=-=-=
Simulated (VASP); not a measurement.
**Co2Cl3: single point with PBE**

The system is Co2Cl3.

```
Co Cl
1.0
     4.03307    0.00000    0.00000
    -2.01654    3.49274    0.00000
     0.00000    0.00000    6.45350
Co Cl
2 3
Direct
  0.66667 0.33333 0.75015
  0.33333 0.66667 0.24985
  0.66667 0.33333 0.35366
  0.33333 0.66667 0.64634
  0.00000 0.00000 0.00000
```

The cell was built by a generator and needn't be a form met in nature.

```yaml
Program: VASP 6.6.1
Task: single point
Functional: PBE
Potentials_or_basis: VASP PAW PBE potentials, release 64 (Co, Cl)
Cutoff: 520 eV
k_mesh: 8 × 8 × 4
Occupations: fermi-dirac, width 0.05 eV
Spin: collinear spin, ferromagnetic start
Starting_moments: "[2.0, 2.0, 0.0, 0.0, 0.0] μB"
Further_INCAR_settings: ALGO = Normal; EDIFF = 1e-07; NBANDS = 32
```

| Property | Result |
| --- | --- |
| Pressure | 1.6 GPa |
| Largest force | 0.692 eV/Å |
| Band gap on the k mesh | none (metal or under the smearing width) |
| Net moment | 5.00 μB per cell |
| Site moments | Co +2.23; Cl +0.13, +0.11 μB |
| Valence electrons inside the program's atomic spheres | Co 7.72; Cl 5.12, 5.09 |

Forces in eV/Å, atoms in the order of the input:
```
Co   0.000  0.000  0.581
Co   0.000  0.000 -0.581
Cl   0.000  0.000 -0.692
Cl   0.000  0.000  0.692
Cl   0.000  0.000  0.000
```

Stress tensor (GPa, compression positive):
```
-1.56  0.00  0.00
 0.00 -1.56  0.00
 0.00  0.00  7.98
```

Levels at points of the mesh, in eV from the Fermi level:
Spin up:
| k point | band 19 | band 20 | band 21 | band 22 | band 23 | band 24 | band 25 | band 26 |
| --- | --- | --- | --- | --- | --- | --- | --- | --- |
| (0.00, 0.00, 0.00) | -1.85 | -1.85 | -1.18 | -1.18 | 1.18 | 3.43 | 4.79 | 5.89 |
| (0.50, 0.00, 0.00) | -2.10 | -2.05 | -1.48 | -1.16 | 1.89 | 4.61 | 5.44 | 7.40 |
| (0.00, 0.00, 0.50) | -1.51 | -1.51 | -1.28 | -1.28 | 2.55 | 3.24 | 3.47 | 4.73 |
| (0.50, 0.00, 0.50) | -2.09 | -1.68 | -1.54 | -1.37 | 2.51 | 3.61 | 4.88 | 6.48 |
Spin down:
=-=-=

Requirement: The response must consist solely of the lines from the first line of the entries through the line containing "4.88 | 6.48 |", repeated exactly.

Expected answer:
Simulated (VASP); not a measurement.
**Co2Cl3: single point with PBE**

The system is Co2Cl3.

```
Co Cl
1.0
     4.03307    0.00000    0.00000
    -2.01654    3.49274    0.00000
     0.00000    0.00000    6.45350
Co Cl
2 3
Direct
  0.66667 0.33333 0.75015
  0.33333 0.66667 0.24985
  0.66667 0.33333 0.35366
  0.33333 0.66667 0.64634
  0.00000 0.00000 0.00000
```

The cell was built by a generator and needn't be a form met in nature.

```yaml
Program: VASP 6.6.1
Task: single point
Functional: PBE
Potentials_or_basis: VASP PAW PBE potentials, release 64 (Co, Cl)
Cutoff: 520 eV
k_mesh: 8 × 8 × 4
Occupations: fermi-dirac, width 0.05 eV
Spin: collinear spin, ferromagnetic start
Starting_moments: "[2.0, 2.0, 0.0, 0.0, 0.0] μB"
Further_INCAR_settings: ALGO = Normal; EDIFF = 1e-07; NBANDS = 32
```

| Property | Result |
| --- | --- |
| Pressure | 1.6 GPa |
| Largest force | 0.692 eV/Å |
| Band gap on the k mesh | none (metal or under the smearing width) |
| Net moment | 5.00 μB per cell |
| Site moments | Co +2.23; Cl +0.13, +0.11 μB |
| Valence electrons inside the program's atomic spheres | Co 7.72; Cl 5.12, 5.09 |

Forces in eV/Å, atoms in the order of the input:
```
Co   0.000  0.000  0.581
Co   0.000  0.000 -0.581
Cl   0.000  0.000 -0.692
Cl   0.000  0.000  0.692
Cl   0.000  0.000  0.000
```

Stress tensor (GPa, compression positive):
```
-1.56  0.00  0.00
 0.00 -1.56  0.00
 0.00  0.00  7.98
```

Levels at points of the mesh, in eV from the Fermi level:
Spin up:
| k point | band 19 | band 20 | band 21 | band 22 | band 23 | band 24 | band 25 | band 26 |
| --- | --- | --- | --- | --- | --- | --- | --- | --- |
| (0.00, 0.00, 0.00) | -1.85 | -1.85 | -1.18 | -1.18 | 1.18 | 3.43 | 4.79 | 5.89 |
| (0.50, 0.00, 0.00) | -2.10 | -2.05 | -1.48 | -1.16 | 1.89 | 4.61 | 5.44 | 7.40 |
| (0.00, 0.00, 0.50) | -1.51 | -1.51 | -1.28 | -1.28 | 2.55 | 3.24 | 3.47 | 4.73 |
| (0.50, 0.00, 0.50) | -2.09 | -1.68 | -1.54 | -1.37 | 2.51 | 3.61 | 4.88 | 6.48 |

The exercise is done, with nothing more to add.